> _Action item_: Only the lines from the top of the data through the line with "an absorption spectrum**" should be repeated, each exactly as written.

> _Dataset extract_:
*** Begin section ***

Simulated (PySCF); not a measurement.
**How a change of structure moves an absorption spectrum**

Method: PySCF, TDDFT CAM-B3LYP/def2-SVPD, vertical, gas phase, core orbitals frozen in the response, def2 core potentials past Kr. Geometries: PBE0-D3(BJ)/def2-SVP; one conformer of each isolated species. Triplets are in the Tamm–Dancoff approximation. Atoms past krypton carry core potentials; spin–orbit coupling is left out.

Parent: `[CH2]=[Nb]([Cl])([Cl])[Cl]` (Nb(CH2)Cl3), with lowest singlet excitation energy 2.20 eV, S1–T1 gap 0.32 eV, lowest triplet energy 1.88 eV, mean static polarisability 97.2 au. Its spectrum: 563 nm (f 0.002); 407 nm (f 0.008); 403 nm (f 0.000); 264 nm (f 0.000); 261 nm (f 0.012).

*** End section ***

> _Solution_:
Simulated (PySCF); not a measurement.
**How a change of structure moves an absorption spectrum**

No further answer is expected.